STUDY MATERIAL Block Start

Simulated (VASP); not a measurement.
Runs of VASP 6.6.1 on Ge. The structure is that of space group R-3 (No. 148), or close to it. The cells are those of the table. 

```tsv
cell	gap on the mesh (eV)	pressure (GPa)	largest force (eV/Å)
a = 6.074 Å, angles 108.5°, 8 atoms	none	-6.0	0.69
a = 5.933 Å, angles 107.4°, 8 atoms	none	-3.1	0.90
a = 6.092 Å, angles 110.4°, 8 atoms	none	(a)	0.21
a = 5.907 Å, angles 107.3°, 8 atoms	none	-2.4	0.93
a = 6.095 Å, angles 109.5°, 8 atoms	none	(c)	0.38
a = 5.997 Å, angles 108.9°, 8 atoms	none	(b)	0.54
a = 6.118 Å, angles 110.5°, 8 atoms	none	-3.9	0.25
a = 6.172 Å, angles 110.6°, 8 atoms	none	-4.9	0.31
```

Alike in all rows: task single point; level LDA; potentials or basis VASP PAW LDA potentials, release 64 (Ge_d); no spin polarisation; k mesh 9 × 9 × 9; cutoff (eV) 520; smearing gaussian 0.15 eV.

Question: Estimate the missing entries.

STUDY MATERIAL Block End

- [BRIEF]: Return the listing above in its entirety, word for word.

- [WORKED SOLUTION]:
Simulated (VASP); not a measurement.
Runs of VASP 6.6.1 on Ge. The structure is that of space group R-3 (No. 148), or close to it. The cells are those of the table. 

```tsv
cell	gap on the mesh (eV)	pressure (GPa)	largest force (eV/Å)
a = 6.074 Å, angles 108.5°, 8 atoms	none	-6.0	0.69
a = 5.933 Å, angles 107.4°, 8 atoms	none	-3.1	0.90
a = 6.092 Å, angles 110.4°, 8 atoms	none	(a)	0.21
a = 5.907 Å, angles 107.3°, 8 atoms	none	-2.4	0.93
a = 6.095 Å, angles 109.5°, 8 atoms	none	(c)	0.38
a = 5.997 Å, angles 108.9°, 8 atoms	none	(b)	0.54
a = 6.118 Å, angles 110.5°, 8 atoms	none	-3.9	0.25
a = 6.172 Å, angles 110.6°, 8 atoms	none	-4.9	0.31
```

Alike in all rows: task single point; level LDA; potentials or basis VASP PAW LDA potentials, release 64 (Ge_d); no spin polarisation; k mesh 9 × 9 × 9; cutoff (eV) 520; smearing gaussian 0.15 eV.

Question: Estimate the missing entries.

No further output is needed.